== Segment start ==

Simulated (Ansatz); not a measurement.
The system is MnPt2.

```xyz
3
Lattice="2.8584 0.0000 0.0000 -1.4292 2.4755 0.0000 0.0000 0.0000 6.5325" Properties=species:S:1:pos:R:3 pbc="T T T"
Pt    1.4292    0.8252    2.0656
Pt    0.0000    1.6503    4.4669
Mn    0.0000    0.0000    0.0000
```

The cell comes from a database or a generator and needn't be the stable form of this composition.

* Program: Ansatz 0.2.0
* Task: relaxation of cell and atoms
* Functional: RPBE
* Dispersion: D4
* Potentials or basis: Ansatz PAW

== Segment end ==

> **Assignment**
Copy out each line above, character for character.

> **Task answer**
Simulated (Ansatz); not a measurement.
The system is MnPt2.

```xyz
3
Lattice="2.8584 0.0000 0.0000 -1.4292 2.4755 0.0000 0.0000 0.0000 6.5325" Properties=species:S:1:pos:R:3 pbc="T T T"
Pt    1.4292    0.8252    2.0656
Pt    0.0000    1.6503    4.4669
Mn    0.0000    0.0000    0.0000
```

The cell comes from a database or a generator and needn't be the stable form of this composition.

* Program: Ansatz 0.2.0
* Task: relaxation of cell and atoms
* Functional: RPBE
* Dispersion: D4
* Potentials or basis: Ansatz PAW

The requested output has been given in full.